ASSIGNMENT: Copy out the records again. Change nothing.

##########

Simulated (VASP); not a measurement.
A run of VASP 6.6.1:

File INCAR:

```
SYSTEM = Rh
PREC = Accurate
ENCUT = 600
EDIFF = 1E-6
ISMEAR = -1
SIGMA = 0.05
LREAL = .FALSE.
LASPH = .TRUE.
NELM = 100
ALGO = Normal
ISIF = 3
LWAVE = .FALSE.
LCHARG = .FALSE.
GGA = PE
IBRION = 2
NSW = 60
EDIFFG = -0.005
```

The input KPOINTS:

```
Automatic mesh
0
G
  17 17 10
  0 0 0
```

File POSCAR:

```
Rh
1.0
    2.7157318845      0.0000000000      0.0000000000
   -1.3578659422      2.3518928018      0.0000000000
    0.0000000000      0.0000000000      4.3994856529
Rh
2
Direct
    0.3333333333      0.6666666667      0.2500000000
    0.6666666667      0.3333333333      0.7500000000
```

##########

ANSWER SPACE:
Simulated (VASP); not a measurement.
A run of VASP 6.6.1:

File INCAR:

```
SYSTEM = Rh
PREC = Accurate
ENCUT = 600
EDIFF = 1E-6
ISMEAR = -1
SIGMA = 0.05
LREAL = .FALSE.
LASPH = .TRUE.
NELM = 100
ALGO = Normal
ISIF = 3
LWAVE = .FALSE.
LCHARG = .FALSE.
GGA = PE
IBRION = 2
NSW = 60
EDIFFG = -0.005
```

The input KPOINTS:

```
Automatic mesh
0
G
  17 17 10
  0 0 0
```

File POSCAR:

```
Rh
1.0
    2.7157318845      0.0000000000      0.0000000000
   -1.3578659422      2.3518928018      0.0000000000
    0.0000000000      0.0000000000      4.3994856529
Rh
2
Direct
    0.3333333333      0.6666666667      0.2500000000
    0.6666666667      0.3333333333      0.7500000000
```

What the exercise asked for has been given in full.